RECORDS SUPPLIED
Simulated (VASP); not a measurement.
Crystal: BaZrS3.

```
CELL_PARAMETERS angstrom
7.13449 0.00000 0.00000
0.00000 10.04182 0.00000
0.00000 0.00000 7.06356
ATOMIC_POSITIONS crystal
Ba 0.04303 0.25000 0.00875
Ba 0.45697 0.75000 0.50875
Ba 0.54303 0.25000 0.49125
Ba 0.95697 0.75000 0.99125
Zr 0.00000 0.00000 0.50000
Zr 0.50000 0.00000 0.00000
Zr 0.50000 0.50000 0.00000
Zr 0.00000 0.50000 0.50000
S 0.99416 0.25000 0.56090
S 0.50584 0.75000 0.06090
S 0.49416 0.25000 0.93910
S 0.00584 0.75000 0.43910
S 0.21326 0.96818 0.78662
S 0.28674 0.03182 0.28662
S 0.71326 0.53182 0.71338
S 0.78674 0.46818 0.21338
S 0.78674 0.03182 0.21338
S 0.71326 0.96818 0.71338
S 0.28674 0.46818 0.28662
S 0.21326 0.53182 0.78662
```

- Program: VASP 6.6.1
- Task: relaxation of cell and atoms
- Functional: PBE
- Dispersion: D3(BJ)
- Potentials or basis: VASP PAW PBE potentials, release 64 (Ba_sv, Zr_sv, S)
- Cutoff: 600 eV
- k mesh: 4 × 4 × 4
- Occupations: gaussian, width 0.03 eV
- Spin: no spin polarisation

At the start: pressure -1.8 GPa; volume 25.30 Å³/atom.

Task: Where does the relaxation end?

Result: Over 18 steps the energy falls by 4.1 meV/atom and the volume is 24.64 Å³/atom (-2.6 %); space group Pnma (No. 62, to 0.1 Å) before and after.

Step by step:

BRIEF
Output the records above exactly, from their first line through the line that contains "- Spin: no spin polarisation", and add nothing.

RESPONSE AREA
Simulated (VASP); not a measurement.
Crystal: BaZrS3.

```
CELL_PARAMETERS angstrom
7.13449 0.00000 0.00000
0.00000 10.04182 0.00000
0.00000 0.00000 7.06356
ATOMIC_POSITIONS crystal
Ba 0.04303 0.25000 0.00875
Ba 0.45697 0.75000 0.50875
Ba 0.54303 0.25000 0.49125
Ba 0.95697 0.75000 0.99125
Zr 0.00000 0.00000 0.50000
Zr 0.50000 0.00000 0.00000
Zr 0.50000 0.50000 0.00000
Zr 0.00000 0.50000 0.50000
S 0.99416 0.25000 0.56090
S 0.50584 0.75000 0.06090
S 0.49416 0.25000 0.93910
S 0.00584 0.75000 0.43910
S 0.21326 0.96818 0.78662
S 0.28674 0.03182 0.28662
S 0.71326 0.53182 0.71338
S 0.78674 0.46818 0.21338
S 0.78674 0.03182 0.21338
S 0.71326 0.96818 0.71338
S 0.28674 0.46818 0.28662
S 0.21326 0.53182 0.78662
```

- Program: VASP 6.6.1
- Task: relaxation of cell and atoms
- Functional: PBE
- Dispersion: D3(BJ)
- Potentials or basis: VASP PAW PBE potentials, release 64 (Ba_sv, Zr_sv, S)
- Cutoff: 600 eV
- k mesh: 4 × 4 × 4
- Occupations: gaussian, width 0.03 eV
- Spin: no spin polarisation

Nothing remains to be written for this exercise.